** Opening Provided information block **

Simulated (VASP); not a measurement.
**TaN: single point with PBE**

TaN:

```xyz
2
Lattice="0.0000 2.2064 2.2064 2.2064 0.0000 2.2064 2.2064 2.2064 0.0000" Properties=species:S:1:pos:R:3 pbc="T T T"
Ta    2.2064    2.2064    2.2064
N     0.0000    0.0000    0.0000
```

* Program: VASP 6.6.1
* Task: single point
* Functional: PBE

** Closing Provided information block **

> _Assigned task_: Nothing is to be left out; reproduce each record exactly.

> _Your response_:
Simulated (VASP); not a measurement.
**TaN: single point with PBE**

TaN:

```xyz
2
Lattice="0.0000 2.2064 2.2064 2.2064 0.0000 2.2064 2.2064 2.2064 0.0000" Properties=species:S:1:pos:R:3 pbc="T T T"
Ta    2.2064    2.2064    2.2064
N     0.0000    0.0000    0.0000
```

* Program: VASP 6.6.1
* Task: single point
* Functional: PBE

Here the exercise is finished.